- - - -

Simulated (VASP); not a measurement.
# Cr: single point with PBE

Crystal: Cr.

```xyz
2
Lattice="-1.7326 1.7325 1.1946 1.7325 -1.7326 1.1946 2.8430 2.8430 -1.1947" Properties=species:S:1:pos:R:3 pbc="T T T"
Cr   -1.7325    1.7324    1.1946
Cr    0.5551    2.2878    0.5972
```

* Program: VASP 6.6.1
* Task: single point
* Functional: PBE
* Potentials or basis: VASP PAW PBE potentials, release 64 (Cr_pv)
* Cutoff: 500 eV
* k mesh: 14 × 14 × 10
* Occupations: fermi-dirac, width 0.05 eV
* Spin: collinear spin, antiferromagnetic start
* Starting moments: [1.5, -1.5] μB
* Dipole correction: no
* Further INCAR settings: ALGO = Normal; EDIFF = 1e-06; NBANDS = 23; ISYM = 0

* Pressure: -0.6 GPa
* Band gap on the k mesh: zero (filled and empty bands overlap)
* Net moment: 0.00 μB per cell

- - - -

Nothing but the lines above from the one containing "Cutoff: 500 eV" through the one containing "empty bands overlap)" should appear in the answer, each repeated exactly.

## Result
* Cutoff: 500 eV
* k mesh: 14 × 14 × 10
* Occupations: fermi-dirac, width 0.05 eV
* Spin: collinear spin, antiferromagnetic start
* Starting moments: [1.5, -1.5] μB
* Dipole correction: no
* Further INCAR settings: ALGO = Normal; EDIFF = 1e-06; NBANDS = 23; ISYM = 0

* Pressure: -0.6 GPa
* Band gap on the k mesh: zero (filled and empty bands overlap)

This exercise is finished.